_WORK INSTRUCTION_
Below are some records. Set each one down exactly as it reads.

_RECORDS PROVIDED_
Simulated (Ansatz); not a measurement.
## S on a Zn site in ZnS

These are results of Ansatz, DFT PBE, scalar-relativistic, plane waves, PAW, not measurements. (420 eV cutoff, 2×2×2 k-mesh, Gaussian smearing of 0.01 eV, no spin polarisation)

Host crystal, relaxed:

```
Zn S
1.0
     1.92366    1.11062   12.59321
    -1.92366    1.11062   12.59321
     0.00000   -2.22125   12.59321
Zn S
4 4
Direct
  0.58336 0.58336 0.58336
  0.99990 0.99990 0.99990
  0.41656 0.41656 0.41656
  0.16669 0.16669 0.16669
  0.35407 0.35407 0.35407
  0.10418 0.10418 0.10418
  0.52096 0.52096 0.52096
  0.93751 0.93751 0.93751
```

_WORKED SOLUTION_
Simulated (Ansatz); not a measurement.
## S on a Zn site in ZnS

These are results of Ansatz, DFT PBE, scalar-relativistic, plane waves, PAW, not measurements. (420 eV cutoff, 2×2×2 k-mesh, Gaussian smearing of 0.01 eV, no spin polarisation)

Host crystal, relaxed:

```
Zn S
1.0
     1.92366    1.11062   12.59321
    -1.92366    1.11062   12.59321
     0.00000   -2.22125   12.59321
Zn S
4 4
Direct
  0.58336 0.58336 0.58336
  0.99990 0.99990 0.99990
  0.41656 0.41656 0.41656
  0.16669 0.16669 0.16669
  0.35407 0.35407 0.35407
  0.10418 0.10418 0.10418
  0.52096 0.52096 0.52096
  0.93751 0.93751 0.93751
```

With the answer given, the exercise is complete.